——————————
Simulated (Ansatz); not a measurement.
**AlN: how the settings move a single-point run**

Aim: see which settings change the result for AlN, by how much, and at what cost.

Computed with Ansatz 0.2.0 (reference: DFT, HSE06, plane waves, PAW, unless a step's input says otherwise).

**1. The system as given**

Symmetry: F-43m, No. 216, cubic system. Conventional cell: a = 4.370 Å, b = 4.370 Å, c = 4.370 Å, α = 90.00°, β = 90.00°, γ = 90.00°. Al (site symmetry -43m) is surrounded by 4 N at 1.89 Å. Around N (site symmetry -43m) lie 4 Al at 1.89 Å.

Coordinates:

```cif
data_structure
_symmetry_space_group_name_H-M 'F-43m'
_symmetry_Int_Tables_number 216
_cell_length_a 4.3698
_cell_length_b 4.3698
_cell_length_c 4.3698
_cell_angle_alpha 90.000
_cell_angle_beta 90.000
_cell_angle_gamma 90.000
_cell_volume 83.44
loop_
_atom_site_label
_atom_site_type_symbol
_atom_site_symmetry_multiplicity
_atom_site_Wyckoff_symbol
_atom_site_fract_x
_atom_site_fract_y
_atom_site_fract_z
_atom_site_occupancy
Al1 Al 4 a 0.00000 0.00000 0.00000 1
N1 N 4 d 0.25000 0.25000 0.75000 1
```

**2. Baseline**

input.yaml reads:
——————————

(Required action):
Once the records are read, print each of them exactly as written.

(Answer area):
Simulated (Ansatz); not a measurement.
**AlN: how the settings move a single-point run**

Aim: see which settings change the result for AlN, by how much, and at what cost.

Computed with Ansatz 0.2.0 (reference: DFT, HSE06, plane waves, PAW, unless a step's input says otherwise).

**1. The system as given**

Symmetry: F-43m, No. 216, cubic system. Conventional cell: a = 4.370 Å, b = 4.370 Å, c = 4.370 Å, α = 90.00°, β = 90.00°, γ = 90.00°. Al (site symmetry -43m) is surrounded by 4 N at 1.89 Å. Around N (site symmetry -43m) lie 4 Al at 1.89 Å.

Coordinates:

```cif
data_structure
_symmetry_space_group_name_H-M 'F-43m'
_symmetry_Int_Tables_number 216
_cell_length_a 4.3698
_cell_length_b 4.3698
_cell_length_c 4.3698
_cell_angle_alpha 90.000
_cell_angle_beta 90.000
_cell_angle_gamma 90.000
_cell_volume 83.44
loop_
_atom_site_label
_atom_site_type_symbol
_atom_site_symmetry_multiplicity
_atom_site_Wyckoff_symbol
_atom_site_fract_x
_atom_site_fract_y
_atom_site_fract_z
_atom_site_occupancy
Al1 Al 4 a 0.00000 0.00000 0.00000 1
N1 N 4 d 0.25000 0.25000 0.75000 1
```

**2. Baseline**

input.yaml reads:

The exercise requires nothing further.